→ Supplied data:
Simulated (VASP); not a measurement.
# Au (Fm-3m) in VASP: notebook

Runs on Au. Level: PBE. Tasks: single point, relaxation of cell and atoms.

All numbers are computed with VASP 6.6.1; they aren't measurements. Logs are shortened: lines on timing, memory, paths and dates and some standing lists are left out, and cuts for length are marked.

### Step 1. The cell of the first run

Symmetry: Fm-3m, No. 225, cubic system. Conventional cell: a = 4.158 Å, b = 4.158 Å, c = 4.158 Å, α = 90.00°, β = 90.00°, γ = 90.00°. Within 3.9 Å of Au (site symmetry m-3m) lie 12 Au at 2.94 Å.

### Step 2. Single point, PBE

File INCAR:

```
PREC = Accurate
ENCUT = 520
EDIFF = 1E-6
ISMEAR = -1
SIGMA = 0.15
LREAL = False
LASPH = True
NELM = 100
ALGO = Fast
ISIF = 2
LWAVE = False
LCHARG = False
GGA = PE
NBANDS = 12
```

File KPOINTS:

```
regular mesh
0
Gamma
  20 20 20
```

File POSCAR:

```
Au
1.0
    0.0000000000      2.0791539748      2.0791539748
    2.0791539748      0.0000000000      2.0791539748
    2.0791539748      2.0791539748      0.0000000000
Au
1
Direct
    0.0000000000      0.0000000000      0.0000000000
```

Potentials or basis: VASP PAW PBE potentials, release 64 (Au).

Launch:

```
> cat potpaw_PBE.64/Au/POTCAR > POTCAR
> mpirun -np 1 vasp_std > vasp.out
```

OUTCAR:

→ Required action: Line by line, output the records exactly as given.

→ Response box:
Simulated (VASP); not a measurement.
# Au (Fm-3m) in VASP: notebook

Runs on Au. Level: PBE. Tasks: single point, relaxation of cell and atoms.

All numbers are computed with VASP 6.6.1; they aren't measurements. Logs are shortened: lines on timing, memory, paths and dates and some standing lists are left out, and cuts for length are marked.

### Step 1. The cell of the first run

Symmetry: Fm-3m, No. 225, cubic system. Conventional cell: a = 4.158 Å, b = 4.158 Å, c = 4.158 Å, α = 90.00°, β = 90.00°, γ = 90.00°. Within 3.9 Å of Au (site symmetry m-3m) lie 12 Au at 2.94 Å.

### Step 2. Single point, PBE

File INCAR:

```
PREC = Accurate
ENCUT = 520
EDIFF = 1E-6
ISMEAR = -1
SIGMA = 0.15
LREAL = False
LASPH = True
NELM = 100
ALGO = Fast
ISIF = 2
LWAVE = False
LCHARG = False
GGA = PE
NBANDS = 12
```

File KPOINTS:

```
regular mesh
0
Gamma
  20 20 20
```

File POSCAR:

```
Au
1.0
    0.0000000000      2.0791539748      2.0791539748
    2.0791539748      0.0000000000      2.0791539748
    2.0791539748      2.0791539748      0.0000000000
Au
1
Direct
    0.0000000000      0.0000000000      0.0000000000
```

Potentials or basis: VASP PAW PBE potentials, release 64 (Au).

Launch:

```
> cat potpaw_PBE.64/Au/POTCAR > POTCAR
> mpirun -np 1 vasp_std > vasp.out
```

OUTCAR:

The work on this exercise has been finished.